- _RECORDED DATA_:
┄┄┄┄┄┄┄┄┄┄┄┄┄┄┄┄┄┄┄┄

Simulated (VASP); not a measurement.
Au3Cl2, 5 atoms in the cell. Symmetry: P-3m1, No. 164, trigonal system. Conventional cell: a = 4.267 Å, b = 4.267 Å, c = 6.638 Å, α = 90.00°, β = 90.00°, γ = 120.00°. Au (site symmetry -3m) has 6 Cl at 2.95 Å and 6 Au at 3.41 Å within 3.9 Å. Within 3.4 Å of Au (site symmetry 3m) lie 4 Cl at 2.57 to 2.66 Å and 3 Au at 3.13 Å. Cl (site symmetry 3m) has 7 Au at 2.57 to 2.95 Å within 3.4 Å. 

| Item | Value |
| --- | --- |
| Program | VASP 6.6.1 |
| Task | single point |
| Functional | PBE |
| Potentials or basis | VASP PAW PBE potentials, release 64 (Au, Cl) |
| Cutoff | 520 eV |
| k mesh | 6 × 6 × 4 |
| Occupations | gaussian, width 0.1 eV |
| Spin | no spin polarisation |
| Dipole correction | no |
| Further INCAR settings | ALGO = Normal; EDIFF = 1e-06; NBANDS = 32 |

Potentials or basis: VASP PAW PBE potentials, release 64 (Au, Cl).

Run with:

┄┄┄┄┄┄┄┄┄┄┄┄┄┄┄┄┄┄┄┄

Every line of the material must be returned exactly as it appears.

- _ANSWER SPACE_:
Simulated (VASP); not a measurement.
Au3Cl2, 5 atoms in the cell. Symmetry: P-3m1, No. 164, trigonal system. Conventional cell: a = 4.267 Å, b = 4.267 Å, c = 6.638 Å, α = 90.00°, β = 90.00°, γ = 120.00°. Au (site symmetry -3m) has 6 Cl at 2.95 Å and 6 Au at 3.41 Å within 3.9 Å. Within 3.4 Å of Au (site symmetry 3m) lie 4 Cl at 2.57 to 2.66 Å and 3 Au at 3.13 Å. Cl (site symmetry 3m) has 7 Au at 2.57 to 2.95 Å within 3.4 Å. 

| Item | Value |
| --- | --- |
| Program | VASP 6.6.1 |
| Task | single point |
| Functional | PBE |
| Potentials or basis | VASP PAW PBE potentials, release 64 (Au, Cl) |
| Cutoff | 520 eV |
| k mesh | 6 × 6 × 4 |
| Occupations | gaussian, width 0.1 eV |
| Spin | no spin polarisation |
| Dipole correction | no |
| Further INCAR settings | ALGO = Normal; EDIFF = 1e-06; NBANDS = 32 |

Potentials or basis: VASP PAW PBE potentials, release 64 (Au, Cl).

Run with:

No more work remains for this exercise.